**Extracted entries**
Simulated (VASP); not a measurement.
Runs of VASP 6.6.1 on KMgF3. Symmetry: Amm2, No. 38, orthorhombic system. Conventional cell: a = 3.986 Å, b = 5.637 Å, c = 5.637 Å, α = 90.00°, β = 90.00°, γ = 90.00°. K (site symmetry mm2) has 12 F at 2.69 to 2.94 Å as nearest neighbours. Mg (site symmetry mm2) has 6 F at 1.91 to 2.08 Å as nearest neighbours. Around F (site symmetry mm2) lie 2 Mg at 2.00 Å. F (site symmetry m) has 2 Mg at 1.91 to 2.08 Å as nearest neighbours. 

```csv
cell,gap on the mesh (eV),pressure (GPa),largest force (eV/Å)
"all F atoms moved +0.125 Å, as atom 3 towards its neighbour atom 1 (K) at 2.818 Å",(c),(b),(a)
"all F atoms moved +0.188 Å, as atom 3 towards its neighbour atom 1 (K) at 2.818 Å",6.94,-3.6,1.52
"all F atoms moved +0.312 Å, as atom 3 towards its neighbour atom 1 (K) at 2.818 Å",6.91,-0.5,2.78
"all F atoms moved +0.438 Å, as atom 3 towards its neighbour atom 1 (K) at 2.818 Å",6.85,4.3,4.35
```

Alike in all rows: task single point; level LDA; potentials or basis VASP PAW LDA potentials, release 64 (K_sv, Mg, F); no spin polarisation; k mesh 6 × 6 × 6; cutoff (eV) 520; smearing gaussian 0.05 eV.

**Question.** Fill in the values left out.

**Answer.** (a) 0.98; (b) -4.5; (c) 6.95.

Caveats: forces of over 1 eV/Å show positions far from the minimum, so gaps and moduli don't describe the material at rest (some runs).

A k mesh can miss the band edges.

**Brief**
Output only the lines from the top of the entries through the one holding "Caveats: forces of", copied exactly.

**Response box**
Simulated (VASP); not a measurement.
Runs of VASP 6.6.1 on KMgF3. Symmetry: Amm2, No. 38, orthorhombic system. Conventional cell: a = 3.986 Å, b = 5.637 Å, c = 5.637 Å, α = 90.00°, β = 90.00°, γ = 90.00°. K (site symmetry mm2) has 12 F at 2.69 to 2.94 Å as nearest neighbours. Mg (site symmetry mm2) has 6 F at 1.91 to 2.08 Å as nearest neighbours. Around F (site symmetry mm2) lie 2 Mg at 2.00 Å. F (site symmetry m) has 2 Mg at 1.91 to 2.08 Å as nearest neighbours. 

```csv
cell,gap on the mesh (eV),pressure (GPa),largest force (eV/Å)
"all F atoms moved +0.125 Å, as atom 3 towards its neighbour atom 1 (K) at 2.818 Å",(c),(b),(a)
"all F atoms moved +0.188 Å, as atom 3 towards its neighbour atom 1 (K) at 2.818 Å",6.94,-3.6,1.52
"all F atoms moved +0.312 Å, as atom 3 towards its neighbour atom 1 (K) at 2.818 Å",6.91,-0.5,2.78
"all F atoms moved +0.438 Å, as atom 3 towards its neighbour atom 1 (K) at 2.818 Å",6.85,4.3,4.35
```

Alike in all rows: task single point; level LDA; potentials or basis VASP PAW LDA potentials, release 64 (K_sv, Mg, F); no spin polarisation; k mesh 6 × 6 × 6; cutoff (eV) 520; smearing gaussian 0.05 eV.

**Question.** Fill in the values left out.

**Answer.** (a) 0.98; (b) -4.5; (c) 6.95.

Caveats: forces of over 1 eV/Å show positions far from the minimum, so gaps and moduli don't describe the material at rest (some runs).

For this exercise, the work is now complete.